****************
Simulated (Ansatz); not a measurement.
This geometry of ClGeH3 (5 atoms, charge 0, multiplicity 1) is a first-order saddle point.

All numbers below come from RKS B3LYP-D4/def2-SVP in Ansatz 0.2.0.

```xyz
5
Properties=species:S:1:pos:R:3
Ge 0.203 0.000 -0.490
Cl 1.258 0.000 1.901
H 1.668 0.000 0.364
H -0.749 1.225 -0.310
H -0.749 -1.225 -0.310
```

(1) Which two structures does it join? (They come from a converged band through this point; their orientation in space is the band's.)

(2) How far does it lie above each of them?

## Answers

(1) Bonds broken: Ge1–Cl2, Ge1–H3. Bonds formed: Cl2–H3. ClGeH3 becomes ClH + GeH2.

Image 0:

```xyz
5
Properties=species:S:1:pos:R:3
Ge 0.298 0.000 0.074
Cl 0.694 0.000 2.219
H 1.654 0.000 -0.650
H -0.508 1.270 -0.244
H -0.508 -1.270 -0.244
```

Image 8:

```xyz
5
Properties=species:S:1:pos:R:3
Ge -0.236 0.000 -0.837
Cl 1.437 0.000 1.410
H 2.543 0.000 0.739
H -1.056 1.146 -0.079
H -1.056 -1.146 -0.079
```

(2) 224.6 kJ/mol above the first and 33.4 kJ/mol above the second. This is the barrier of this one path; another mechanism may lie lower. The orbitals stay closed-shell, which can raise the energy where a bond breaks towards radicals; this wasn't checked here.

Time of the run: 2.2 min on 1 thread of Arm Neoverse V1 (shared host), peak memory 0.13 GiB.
****************

* Exercise:
Transcribe the lines from the first line of the records through the line that contains "(1) Which two", both included, and add nothing else.

* Task result:
Simulated (Ansatz); not a measurement.
This geometry of ClGeH3 (5 atoms, charge 0, multiplicity 1) is a first-order saddle point.

All numbers below come from RKS B3LYP-D4/def2-SVP in Ansatz 0.2.0.

```xyz
5
Properties=species:S:1:pos:R:3
Ge 0.203 0.000 -0.490
Cl 1.258 0.000 1.901
H 1.668 0.000 0.364
H -0.749 1.225 -0.310
H -0.749 -1.225 -0.310
```

(1) Which two structures does it join? (They come from a converged band through this point; their orientation in space is the band's.)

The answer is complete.